#### [ASSIGNMENT]
Exactly as written, transcribe the data that follows.

#### [SOURCE DATA]
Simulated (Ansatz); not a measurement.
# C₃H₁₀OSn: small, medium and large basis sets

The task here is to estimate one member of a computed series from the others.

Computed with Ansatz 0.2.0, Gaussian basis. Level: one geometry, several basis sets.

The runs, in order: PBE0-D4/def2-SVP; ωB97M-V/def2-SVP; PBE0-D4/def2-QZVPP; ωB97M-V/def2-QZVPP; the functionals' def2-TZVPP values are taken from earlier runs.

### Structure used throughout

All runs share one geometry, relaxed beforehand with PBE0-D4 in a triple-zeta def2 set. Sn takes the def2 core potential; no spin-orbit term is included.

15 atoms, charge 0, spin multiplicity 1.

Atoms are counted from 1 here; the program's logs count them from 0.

#### [ANSWER BOX]
Simulated (Ansatz); not a measurement.
# C₃H₁₀OSn: small, medium and large basis sets

The task here is to estimate one member of a computed series from the others.

Computed with Ansatz 0.2.0, Gaussian basis. Level: one geometry, several basis sets.

The runs, in order: PBE0-D4/def2-SVP; ωB97M-V/def2-SVP; PBE0-D4/def2-QZVPP; ωB97M-V/def2-QZVPP; the functionals' def2-TZVPP values are taken from earlier runs.

### Structure used throughout

All runs share one geometry, relaxed beforehand with PBE0-D4 in a triple-zeta def2 set. Sn takes the def2 core potential; no spin-orbit term is included.

15 atoms, charge 0, spin multiplicity 1.

Atoms are counted from 1 here; the program's logs count them from 0.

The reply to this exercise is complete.